> _WORK TASK_: Set down exactly the lines below between the line holding "Q: Predict the site moments." and the line holding "A: -3.5 GPa.", inclusive; no other line belongs in the answer.

> _DATA RECORDS_:
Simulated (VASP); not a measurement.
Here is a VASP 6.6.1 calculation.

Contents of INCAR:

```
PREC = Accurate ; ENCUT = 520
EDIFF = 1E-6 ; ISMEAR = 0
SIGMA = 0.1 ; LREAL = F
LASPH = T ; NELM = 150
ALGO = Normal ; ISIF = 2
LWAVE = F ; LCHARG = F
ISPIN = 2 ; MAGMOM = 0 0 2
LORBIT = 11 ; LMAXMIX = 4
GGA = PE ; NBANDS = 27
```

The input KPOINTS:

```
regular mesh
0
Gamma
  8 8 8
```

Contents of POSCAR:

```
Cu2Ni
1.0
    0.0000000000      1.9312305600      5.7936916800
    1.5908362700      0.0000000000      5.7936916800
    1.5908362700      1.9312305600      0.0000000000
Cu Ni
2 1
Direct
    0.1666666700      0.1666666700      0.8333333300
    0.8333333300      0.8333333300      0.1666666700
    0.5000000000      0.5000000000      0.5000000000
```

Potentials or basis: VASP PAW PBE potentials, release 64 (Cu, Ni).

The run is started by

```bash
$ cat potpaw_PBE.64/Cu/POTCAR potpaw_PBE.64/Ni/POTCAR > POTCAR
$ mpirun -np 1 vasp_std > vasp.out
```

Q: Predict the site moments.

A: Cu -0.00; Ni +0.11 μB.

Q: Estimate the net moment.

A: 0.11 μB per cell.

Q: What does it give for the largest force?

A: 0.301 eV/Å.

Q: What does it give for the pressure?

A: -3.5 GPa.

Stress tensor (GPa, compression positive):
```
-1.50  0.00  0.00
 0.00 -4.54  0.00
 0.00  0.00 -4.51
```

> _WRITTEN SOLUTION_:
Q: Predict the site moments.

A: Cu -0.00; Ni +0.11 μB.

Q: Estimate the net moment.

A: 0.11 μB per cell.

Q: What does it give for the largest force?

A: 0.301 eV/Å.

Q: What does it give for the pressure?

A: -3.5 GPa.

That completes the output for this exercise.